DATASET:
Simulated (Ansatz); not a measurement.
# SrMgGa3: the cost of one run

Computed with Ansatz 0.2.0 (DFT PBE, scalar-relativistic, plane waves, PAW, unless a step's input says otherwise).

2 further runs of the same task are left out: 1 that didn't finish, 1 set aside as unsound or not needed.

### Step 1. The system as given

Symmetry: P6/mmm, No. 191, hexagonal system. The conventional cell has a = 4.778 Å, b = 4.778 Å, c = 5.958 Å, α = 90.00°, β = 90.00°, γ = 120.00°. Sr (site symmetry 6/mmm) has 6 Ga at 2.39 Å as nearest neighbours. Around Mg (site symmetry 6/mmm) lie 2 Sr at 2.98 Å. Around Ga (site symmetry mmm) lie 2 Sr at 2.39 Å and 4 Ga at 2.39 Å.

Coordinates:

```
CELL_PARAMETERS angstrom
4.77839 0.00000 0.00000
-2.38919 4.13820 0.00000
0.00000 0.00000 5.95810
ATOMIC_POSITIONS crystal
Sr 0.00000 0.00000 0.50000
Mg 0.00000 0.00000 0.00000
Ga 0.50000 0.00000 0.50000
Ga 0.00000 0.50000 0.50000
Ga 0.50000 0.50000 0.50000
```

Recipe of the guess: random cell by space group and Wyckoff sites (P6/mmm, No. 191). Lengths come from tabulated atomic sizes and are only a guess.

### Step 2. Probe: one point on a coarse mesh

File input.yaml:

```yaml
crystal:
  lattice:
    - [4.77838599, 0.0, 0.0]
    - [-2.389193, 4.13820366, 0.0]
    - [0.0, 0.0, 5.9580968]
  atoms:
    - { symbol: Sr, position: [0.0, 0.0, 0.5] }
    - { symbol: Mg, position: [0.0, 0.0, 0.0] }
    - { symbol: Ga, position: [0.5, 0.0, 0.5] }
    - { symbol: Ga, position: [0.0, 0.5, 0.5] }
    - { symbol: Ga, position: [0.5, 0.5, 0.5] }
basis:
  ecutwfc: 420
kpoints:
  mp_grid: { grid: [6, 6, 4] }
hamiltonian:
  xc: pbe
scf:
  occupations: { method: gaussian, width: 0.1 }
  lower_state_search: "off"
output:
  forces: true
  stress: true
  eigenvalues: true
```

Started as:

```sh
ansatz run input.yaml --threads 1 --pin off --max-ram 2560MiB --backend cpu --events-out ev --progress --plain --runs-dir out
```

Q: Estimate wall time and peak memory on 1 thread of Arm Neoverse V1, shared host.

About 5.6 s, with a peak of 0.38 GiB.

WORK INSTRUCTION: In the entries above, the lines from the one bearing "# SrMgGa3: the cost of one run" up to and including the one bearing "### Step 1. The system as given" should be transcribed exactly; no other line is wanted.

TASK RESULT:
# SrMgGa3: the cost of one run

Computed with Ansatz 0.2.0 (DFT PBE, scalar-relativistic, plane waves, PAW, unless a step's input says otherwise).

2 further runs of the same task are left out: 1 that didn't finish, 1 set aside as unsound or not needed.

### Step 1. The system as given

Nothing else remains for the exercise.